TASK ITEM: Nothing left out, nothing added: return the full set of records.

---------- SOURCE MATERIAL

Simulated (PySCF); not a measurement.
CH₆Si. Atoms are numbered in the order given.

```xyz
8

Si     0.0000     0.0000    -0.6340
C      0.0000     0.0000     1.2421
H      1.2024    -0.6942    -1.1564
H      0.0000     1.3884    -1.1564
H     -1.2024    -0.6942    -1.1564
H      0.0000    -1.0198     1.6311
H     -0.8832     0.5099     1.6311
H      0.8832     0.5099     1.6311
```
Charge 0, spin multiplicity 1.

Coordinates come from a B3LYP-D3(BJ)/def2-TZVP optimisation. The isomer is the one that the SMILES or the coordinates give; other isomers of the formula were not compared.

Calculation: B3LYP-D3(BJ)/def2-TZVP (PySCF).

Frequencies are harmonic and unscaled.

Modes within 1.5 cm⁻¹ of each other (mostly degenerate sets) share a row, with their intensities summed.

--------------------

REPLY:
Simulated (PySCF); not a measurement.
CH₆Si. Atoms are numbered in the order given.

```xyz
8

Si     0.0000     0.0000    -0.6340
C      0.0000     0.0000     1.2421
H      1.2024    -0.6942    -1.1564
H      0.0000     1.3884    -1.1564
H     -1.2024    -0.6942    -1.1564
H      0.0000    -1.0198     1.6311
H     -0.8832     0.5099     1.6311
H      0.8832     0.5099     1.6311
```
Charge 0, spin multiplicity 1.

Coordinates come from a B3LYP-D3(BJ)/def2-TZVP optimisation. The isomer is the one that the SMILES or the coordinates give; other isomers of the formula were not compared.

Calculation: B3LYP-D3(BJ)/def2-TZVP (PySCF).

Frequencies are harmonic and unscaled.

Modes within 1.5 cm⁻¹ of each other (mostly degenerate sets) share a row, with their intensities summed.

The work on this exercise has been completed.